····················

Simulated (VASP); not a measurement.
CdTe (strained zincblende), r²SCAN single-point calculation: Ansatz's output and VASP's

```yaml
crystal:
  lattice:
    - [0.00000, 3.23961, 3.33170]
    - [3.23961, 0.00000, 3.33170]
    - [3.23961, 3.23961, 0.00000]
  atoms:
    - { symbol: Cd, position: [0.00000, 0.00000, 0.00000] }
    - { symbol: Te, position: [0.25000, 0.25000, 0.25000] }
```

····················

**Work task**
Would you reproduce the material above exactly as it reads?

**Written solution**
Simulated (VASP); not a measurement.
CdTe (strained zincblende), r²SCAN single-point calculation: Ansatz's output and VASP's

```yaml
crystal:
  lattice:
    - [0.00000, 3.23961, 3.33170]
    - [3.23961, 0.00000, 3.33170]
    - [3.23961, 3.23961, 0.00000]
  atoms:
    - { symbol: Cd, position: [0.00000, 0.00000, 0.00000] }
    - { symbol: Te, position: [0.25000, 0.25000, 0.25000] }
```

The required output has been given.